- **Study material**:
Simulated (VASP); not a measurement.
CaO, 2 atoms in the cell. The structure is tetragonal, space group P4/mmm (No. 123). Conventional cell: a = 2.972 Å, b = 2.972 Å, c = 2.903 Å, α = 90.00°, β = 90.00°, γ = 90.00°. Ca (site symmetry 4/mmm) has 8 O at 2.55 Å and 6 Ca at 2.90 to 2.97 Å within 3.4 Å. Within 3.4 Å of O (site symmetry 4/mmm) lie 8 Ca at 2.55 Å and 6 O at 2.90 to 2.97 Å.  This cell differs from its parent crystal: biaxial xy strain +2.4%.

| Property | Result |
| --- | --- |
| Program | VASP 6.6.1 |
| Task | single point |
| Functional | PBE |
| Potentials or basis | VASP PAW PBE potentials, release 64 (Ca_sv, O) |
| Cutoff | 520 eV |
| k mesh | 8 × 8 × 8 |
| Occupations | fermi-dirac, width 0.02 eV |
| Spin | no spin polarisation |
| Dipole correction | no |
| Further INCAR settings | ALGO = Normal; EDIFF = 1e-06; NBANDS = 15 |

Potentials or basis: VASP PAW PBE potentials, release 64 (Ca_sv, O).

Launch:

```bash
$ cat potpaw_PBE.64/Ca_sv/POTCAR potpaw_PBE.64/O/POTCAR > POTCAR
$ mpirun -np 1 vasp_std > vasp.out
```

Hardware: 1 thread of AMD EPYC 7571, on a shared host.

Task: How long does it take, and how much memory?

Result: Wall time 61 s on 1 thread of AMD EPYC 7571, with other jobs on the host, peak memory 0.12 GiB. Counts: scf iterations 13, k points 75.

- **Brief**: Copy out only the lines above from the one with "Potentials or basis: VASP" to the one with "Task: How long", inclusive, exactly as they stand.

- **Answer section**:
Potentials or basis: VASP PAW PBE potentials, release 64 (Ca_sv, O).

Launch:

```bash
$ cat potpaw_PBE.64/Ca_sv/POTCAR potpaw_PBE.64/O/POTCAR > POTCAR
$ mpirun -np 1 vasp_std > vasp.out
```

Hardware: 1 thread of AMD EPYC 7571, on a shared host.

Task: How long does it take, and how much memory?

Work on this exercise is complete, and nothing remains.